- [Work task] Reading the listing below, restate each entry exactly as written.

- - - - -

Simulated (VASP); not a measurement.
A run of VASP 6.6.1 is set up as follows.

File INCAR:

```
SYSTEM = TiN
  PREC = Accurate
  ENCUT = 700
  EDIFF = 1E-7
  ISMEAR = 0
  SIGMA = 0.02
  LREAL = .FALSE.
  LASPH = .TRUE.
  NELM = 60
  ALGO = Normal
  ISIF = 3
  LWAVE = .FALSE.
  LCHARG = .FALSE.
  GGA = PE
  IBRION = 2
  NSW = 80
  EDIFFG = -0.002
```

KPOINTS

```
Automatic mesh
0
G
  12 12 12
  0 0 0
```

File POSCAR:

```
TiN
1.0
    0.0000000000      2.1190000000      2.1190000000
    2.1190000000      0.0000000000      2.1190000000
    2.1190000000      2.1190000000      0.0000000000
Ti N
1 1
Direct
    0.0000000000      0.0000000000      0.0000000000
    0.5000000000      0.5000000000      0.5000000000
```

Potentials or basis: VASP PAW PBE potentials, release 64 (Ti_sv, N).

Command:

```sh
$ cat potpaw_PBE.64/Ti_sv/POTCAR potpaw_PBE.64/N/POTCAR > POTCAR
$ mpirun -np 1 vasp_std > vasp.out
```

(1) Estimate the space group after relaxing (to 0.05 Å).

- - - - -

- [Task answer]
Simulated (VASP); not a measurement.
A run of VASP 6.6.1 is set up as follows.

File INCAR:

```
SYSTEM = TiN
  PREC = Accurate
  ENCUT = 700
  EDIFF = 1E-7
  ISMEAR = 0
  SIGMA = 0.02
  LREAL = .FALSE.
  LASPH = .TRUE.
  NELM = 60
  ALGO = Normal
  ISIF = 3
  LWAVE = .FALSE.
  LCHARG = .FALSE.
  GGA = PE
  IBRION = 2
  NSW = 80
  EDIFFG = -0.002
```

KPOINTS

```
Automatic mesh
0
G
  12 12 12
  0 0 0
```

File POSCAR:

```
TiN
1.0
    0.0000000000      2.1190000000      2.1190000000
    2.1190000000      0.0000000000      2.1190000000
    2.1190000000      2.1190000000      0.0000000000
Ti N
1 1
Direct
    0.0000000000      0.0000000000      0.0000000000
    0.5000000000      0.5000000000      0.5000000000
```

Potentials or basis: VASP PAW PBE potentials, release 64 (Ti_sv, N).

Command:

```sh
$ cat potpaw_PBE.64/Ti_sv/POTCAR potpaw_PBE.64/N/POTCAR > POTCAR
$ mpirun -np 1 vasp_std > vasp.out
```

(1) Estimate the space group after relaxing (to 0.05 Å).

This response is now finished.